» **The data**
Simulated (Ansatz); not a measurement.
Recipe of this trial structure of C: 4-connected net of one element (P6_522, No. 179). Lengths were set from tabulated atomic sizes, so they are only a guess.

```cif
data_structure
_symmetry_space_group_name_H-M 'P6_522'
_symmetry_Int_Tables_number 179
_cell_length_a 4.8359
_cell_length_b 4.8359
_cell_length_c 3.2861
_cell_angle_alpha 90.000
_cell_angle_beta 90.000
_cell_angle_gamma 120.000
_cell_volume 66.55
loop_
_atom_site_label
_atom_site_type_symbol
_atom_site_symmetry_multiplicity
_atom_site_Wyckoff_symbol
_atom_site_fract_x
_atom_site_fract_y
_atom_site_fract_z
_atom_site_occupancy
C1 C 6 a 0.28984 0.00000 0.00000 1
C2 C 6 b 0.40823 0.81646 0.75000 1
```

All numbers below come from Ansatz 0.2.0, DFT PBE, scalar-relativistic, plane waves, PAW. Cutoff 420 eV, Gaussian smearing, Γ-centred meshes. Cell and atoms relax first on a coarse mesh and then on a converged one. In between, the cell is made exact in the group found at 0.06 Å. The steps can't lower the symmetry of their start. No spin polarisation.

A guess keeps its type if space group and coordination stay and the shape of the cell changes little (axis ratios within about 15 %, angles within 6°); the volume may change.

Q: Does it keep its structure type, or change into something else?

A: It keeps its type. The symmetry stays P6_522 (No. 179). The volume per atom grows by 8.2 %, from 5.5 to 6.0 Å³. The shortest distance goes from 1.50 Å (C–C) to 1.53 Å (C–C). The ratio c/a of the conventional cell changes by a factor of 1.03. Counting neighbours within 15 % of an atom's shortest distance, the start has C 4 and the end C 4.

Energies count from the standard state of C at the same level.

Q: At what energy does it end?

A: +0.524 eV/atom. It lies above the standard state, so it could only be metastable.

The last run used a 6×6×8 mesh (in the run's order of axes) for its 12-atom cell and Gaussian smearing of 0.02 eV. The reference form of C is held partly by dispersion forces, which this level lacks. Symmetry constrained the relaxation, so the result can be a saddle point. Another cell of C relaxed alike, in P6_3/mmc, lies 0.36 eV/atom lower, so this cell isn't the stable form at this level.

» **Activity**
From the line containing "All numbers below" down to the line containing "A guess keeps" in the material above, reproduce every line exactly, including the two end lines.

» **Problem solution**
All numbers below come from Ansatz 0.2.0, DFT PBE, scalar-relativistic, plane waves, PAW. Cutoff 420 eV, Gaussian smearing, Γ-centred meshes. Cell and atoms relax first on a coarse mesh and then on a converged one. In between, the cell is made exact in the group found at 0.06 Å. The steps can't lower the symmetry of their start. No spin polarisation.

A guess keeps its type if space group and coordination stay and the shape of the cell changes little (axis ratios within about 15 %, angles within 6°); the volume may change.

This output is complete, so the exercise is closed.